START SOURCE INFORMATION

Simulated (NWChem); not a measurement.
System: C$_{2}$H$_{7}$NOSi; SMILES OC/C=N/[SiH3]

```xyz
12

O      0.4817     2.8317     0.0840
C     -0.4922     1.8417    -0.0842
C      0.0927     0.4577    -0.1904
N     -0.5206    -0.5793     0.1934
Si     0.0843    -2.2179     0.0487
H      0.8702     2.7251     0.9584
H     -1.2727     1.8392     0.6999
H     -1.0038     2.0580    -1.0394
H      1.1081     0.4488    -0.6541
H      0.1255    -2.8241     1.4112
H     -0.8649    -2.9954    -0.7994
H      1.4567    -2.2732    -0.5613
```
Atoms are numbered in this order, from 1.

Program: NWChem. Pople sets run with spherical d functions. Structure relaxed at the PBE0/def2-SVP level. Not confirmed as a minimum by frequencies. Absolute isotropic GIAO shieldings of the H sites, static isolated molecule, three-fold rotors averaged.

END SOURCE INFORMATION

- **EXERCISE**:
Only the lines from the first one of the listing up to and including the line where "Atoms are numbered in this order, from 1." appears are wanted, reproduced exactly.

- **WRITTEN SOLUTION**:
Simulated (NWChem); not a measurement.
System: C$_{2}$H$_{7}$NOSi; SMILES OC/C=N/[SiH3]

```xyz
12

O      0.4817     2.8317     0.0840
C     -0.4922     1.8417    -0.0842
C      0.0927     0.4577    -0.1904
N     -0.5206    -0.5793     0.1934
Si     0.0843    -2.2179     0.0487
H      0.8702     2.7251     0.9584
H     -1.2727     1.8392     0.6999
H     -1.0038     2.0580    -1.0394
H      1.1081     0.4488    -0.6541
H      0.1255    -2.8241     1.4112
H     -0.8649    -2.9954    -0.7994
H      1.4567    -2.2732    -0.5613
```
Atoms are numbered in this order, from 1.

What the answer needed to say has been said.